• • •
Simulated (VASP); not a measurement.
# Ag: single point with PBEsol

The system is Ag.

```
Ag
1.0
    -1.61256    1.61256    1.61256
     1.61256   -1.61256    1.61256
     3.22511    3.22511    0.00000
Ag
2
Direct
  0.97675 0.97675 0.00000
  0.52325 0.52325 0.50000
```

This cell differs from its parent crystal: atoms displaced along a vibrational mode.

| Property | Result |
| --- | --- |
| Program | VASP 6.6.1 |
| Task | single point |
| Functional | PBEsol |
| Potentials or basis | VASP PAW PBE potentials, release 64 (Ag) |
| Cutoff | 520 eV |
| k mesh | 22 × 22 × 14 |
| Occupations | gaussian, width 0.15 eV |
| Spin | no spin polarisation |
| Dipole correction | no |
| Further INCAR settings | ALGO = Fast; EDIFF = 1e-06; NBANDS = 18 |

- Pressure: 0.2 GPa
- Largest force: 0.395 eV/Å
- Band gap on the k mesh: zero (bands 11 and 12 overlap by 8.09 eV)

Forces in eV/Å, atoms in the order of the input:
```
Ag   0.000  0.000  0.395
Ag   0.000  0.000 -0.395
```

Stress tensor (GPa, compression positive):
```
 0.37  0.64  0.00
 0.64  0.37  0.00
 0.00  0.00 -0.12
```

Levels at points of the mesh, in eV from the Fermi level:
• • •

> **Assigned task**
Print the records above in full, exactly.

> **Task result**
Simulated (VASP); not a measurement.
# Ag: single point with PBEsol

The system is Ag.

```
Ag
1.0
    -1.61256    1.61256    1.61256
     1.61256   -1.61256    1.61256
     3.22511    3.22511    0.00000
Ag
2
Direct
  0.97675 0.97675 0.00000
  0.52325 0.52325 0.50000
```

This cell differs from its parent crystal: atoms displaced along a vibrational mode.

| Property | Result |
| --- | --- |
| Program | VASP 6.6.1 |
| Task | single point |
| Functional | PBEsol |
| Potentials or basis | VASP PAW PBE potentials, release 64 (Ag) |
| Cutoff | 520 eV |
| k mesh | 22 × 22 × 14 |
| Occupations | gaussian, width 0.15 eV |
| Spin | no spin polarisation |
| Dipole correction | no |
| Further INCAR settings | ALGO = Fast; EDIFF = 1e-06; NBANDS = 18 |

- Pressure: 0.2 GPa
- Largest force: 0.395 eV/Å
- Band gap on the k mesh: zero (bands 11 and 12 overlap by 8.09 eV)

Forces in eV/Å, atoms in the order of the input:
```
Ag   0.000  0.000  0.395
Ag   0.000  0.000 -0.395
```

Stress tensor (GPa, compression positive):
```
 0.37  0.64  0.00
 0.64  0.37  0.00
 0.00  0.00 -0.12
```

Levels at points of the mesh, in eV from the Fermi level:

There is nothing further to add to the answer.